■ **WORK ORDER**: Going from the top of the data below, give again each line through the one containing "Q: Which crystal results?", both ends kept.

↓↓↓

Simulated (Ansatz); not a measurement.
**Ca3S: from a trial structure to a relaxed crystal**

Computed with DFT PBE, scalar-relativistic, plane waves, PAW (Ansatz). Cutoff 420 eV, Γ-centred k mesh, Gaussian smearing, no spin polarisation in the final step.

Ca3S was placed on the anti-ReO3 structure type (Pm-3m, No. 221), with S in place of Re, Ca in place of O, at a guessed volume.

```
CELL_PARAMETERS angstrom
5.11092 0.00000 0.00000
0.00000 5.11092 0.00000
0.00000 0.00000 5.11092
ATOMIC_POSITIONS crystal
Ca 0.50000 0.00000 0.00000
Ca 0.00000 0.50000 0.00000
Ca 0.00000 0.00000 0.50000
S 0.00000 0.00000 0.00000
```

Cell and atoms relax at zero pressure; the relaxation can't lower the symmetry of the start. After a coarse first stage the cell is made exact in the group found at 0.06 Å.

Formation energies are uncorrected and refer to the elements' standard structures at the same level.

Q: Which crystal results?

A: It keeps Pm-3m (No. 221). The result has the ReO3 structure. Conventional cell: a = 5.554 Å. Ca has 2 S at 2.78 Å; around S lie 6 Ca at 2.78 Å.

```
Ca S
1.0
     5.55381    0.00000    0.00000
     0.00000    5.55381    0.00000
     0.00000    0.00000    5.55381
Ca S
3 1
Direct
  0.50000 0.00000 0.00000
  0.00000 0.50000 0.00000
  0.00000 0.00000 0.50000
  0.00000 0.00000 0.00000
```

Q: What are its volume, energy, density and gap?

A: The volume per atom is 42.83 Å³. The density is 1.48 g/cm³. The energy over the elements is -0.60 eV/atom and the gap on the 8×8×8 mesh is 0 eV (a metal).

↑↑↑

■ **ANSWER BOX**:
Simulated (Ansatz); not a measurement.
**Ca3S: from a trial structure to a relaxed crystal**

Computed with DFT PBE, scalar-relativistic, plane waves, PAW (Ansatz). Cutoff 420 eV, Γ-centred k mesh, Gaussian smearing, no spin polarisation in the final step.

Ca3S was placed on the anti-ReO3 structure type (Pm-3m, No. 221), with S in place of Re, Ca in place of O, at a guessed volume.

```
CELL_PARAMETERS angstrom
5.11092 0.00000 0.00000
0.00000 5.11092 0.00000
0.00000 0.00000 5.11092
ATOMIC_POSITIONS crystal
Ca 0.50000 0.00000 0.00000
Ca 0.00000 0.50000 0.00000
Ca 0.00000 0.00000 0.50000
S 0.00000 0.00000 0.00000
```

Cell and atoms relax at zero pressure; the relaxation can't lower the symmetry of the start. After a coarse first stage the cell is made exact in the group found at 0.06 Å.

Formation energies are uncorrected and refer to the elements' standard structures at the same level.

Q: Which crystal results?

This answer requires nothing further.